────────

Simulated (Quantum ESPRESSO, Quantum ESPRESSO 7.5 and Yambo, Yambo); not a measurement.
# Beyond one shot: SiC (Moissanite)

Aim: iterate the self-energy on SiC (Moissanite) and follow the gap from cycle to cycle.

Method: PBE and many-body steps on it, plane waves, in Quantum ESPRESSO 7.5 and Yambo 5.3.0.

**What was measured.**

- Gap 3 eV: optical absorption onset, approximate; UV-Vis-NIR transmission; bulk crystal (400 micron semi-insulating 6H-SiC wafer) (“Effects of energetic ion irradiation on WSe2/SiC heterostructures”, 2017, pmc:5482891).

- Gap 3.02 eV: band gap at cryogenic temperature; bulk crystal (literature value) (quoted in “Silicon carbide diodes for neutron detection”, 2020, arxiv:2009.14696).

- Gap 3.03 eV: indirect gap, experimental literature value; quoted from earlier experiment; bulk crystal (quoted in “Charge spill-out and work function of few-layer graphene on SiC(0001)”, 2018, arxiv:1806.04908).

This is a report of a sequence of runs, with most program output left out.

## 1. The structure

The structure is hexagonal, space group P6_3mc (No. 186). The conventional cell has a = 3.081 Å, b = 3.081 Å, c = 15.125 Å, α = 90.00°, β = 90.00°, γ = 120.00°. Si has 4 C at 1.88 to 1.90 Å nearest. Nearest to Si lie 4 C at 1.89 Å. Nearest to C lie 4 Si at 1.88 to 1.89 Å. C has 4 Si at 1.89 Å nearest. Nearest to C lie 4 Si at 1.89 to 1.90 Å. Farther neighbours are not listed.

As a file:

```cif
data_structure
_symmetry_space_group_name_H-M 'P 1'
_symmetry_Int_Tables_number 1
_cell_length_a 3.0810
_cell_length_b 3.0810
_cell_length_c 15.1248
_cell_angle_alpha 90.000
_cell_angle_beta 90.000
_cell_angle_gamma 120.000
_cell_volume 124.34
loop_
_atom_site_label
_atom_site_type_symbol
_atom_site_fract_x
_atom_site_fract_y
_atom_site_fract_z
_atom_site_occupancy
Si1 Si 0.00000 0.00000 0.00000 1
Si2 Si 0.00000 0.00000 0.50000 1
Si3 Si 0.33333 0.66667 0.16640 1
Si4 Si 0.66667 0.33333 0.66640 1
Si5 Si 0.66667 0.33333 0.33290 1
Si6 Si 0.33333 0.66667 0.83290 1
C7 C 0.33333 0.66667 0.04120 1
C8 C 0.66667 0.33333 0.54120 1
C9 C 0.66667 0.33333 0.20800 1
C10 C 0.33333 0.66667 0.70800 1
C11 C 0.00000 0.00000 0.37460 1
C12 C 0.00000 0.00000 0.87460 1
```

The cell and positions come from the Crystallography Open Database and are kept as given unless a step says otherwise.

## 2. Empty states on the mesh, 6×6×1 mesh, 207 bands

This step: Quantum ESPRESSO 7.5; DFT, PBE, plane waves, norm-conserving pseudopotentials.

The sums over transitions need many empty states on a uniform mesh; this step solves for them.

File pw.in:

────────

* [Assigned task]:
Restate exactly the records above from their first line through the line that holds "- Gap 3.02 eV: band", please, including both and leaving out all others.

* [Task result]:
Simulated (Quantum ESPRESSO, Quantum ESPRESSO 7.5 and Yambo, Yambo); not a measurement.
# Beyond one shot: SiC (Moissanite)

Aim: iterate the self-energy on SiC (Moissanite) and follow the gap from cycle to cycle.

Method: PBE and many-body steps on it, plane waves, in Quantum ESPRESSO 7.5 and Yambo 5.3.0.

**What was measured.**

- Gap 3 eV: optical absorption onset, approximate; UV-Vis-NIR transmission; bulk crystal (400 micron semi-insulating 6H-SiC wafer) (“Effects of energetic ion irradiation on WSe2/SiC heterostructures”, 2017, pmc:5482891).

- Gap 3.02 eV: band gap at cryogenic temperature; bulk crystal (literature value) (quoted in “Silicon carbide diodes for neutron detection”, 2020, arxiv:2009.14696).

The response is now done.